§ §

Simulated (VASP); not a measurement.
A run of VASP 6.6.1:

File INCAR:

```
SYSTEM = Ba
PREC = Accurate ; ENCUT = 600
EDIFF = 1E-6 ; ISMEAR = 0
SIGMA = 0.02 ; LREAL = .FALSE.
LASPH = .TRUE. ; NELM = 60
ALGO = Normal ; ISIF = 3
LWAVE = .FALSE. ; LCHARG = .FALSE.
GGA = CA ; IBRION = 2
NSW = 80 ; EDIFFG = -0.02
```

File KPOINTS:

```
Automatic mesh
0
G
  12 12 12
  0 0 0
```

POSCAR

§ §

Each entry above is to be quoted exactly.

-- TASK SOLUTION --
Simulated (VASP); not a measurement.
A run of VASP 6.6.1:

File INCAR:

```
SYSTEM = Ba
PREC = Accurate ; ENCUT = 600
EDIFF = 1E-6 ; ISMEAR = 0
SIGMA = 0.02 ; LREAL = .FALSE.
LASPH = .TRUE. ; NELM = 60
ALGO = Normal ; ISIF = 3
LWAVE = .FALSE. ; LCHARG = .FALSE.
GGA = CA ; IBRION = 2
NSW = 80 ; EDIFFG = -0.02
```

File KPOINTS:

```
Automatic mesh
0
G
  12 12 12
  0 0 0
```

POSCAR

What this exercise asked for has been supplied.